_TASK ITEM_. For each entry in the listing, produce an exact copy.

_SUPPLIED MATERIAL_.

************

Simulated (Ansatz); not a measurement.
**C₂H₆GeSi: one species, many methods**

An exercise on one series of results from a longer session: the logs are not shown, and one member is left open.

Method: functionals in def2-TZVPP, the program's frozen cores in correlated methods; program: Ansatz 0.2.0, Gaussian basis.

************

_WRITTEN RESPONSE_.
Simulated (Ansatz); not a measurement.
**C₂H₆GeSi: one species, many methods**

An exercise on one series of results from a longer session: the logs are not shown, and one member is left open.

Method: functionals in def2-TZVPP, the program's frozen cores in correlated methods; program: Ansatz 0.2.0, Gaussian basis.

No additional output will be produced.